◆ Assigned task: In the listing below, the lines starting with the line with "173.0 | -3.1 |" and going on through the line with "5.95 | -0.10 |" are to be reproduced exactly, and only those.

◆ Supplied data:
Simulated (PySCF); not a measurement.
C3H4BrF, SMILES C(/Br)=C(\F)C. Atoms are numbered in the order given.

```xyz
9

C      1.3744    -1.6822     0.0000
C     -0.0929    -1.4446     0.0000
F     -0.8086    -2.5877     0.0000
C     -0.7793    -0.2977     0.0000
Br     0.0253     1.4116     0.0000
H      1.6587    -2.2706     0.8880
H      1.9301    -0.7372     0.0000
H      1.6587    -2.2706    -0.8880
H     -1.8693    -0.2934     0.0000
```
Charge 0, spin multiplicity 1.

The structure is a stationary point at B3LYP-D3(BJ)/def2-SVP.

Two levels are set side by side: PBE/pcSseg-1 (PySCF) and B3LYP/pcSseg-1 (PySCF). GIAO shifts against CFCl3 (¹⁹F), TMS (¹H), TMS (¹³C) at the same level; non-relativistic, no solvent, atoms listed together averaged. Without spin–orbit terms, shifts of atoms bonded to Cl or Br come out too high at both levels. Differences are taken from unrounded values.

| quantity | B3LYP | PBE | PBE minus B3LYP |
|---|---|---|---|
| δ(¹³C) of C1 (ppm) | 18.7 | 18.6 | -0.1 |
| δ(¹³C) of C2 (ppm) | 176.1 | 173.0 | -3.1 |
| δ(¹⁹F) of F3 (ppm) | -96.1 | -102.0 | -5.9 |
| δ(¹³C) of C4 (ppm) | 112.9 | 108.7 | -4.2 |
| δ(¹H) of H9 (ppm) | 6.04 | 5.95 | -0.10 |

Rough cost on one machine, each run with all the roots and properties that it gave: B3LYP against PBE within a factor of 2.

◆ Task solution:
| δ(¹³C) of C2 (ppm) | 176.1 | 173.0 | -3.1 |
| δ(¹⁹F) of F3 (ppm) | -96.1 | -102.0 | -5.9 |
| δ(¹³C) of C4 (ppm) | 112.9 | 108.7 | -4.2 |
| δ(¹H) of H9 (ppm) | 6.04 | 5.95 | -0.10 |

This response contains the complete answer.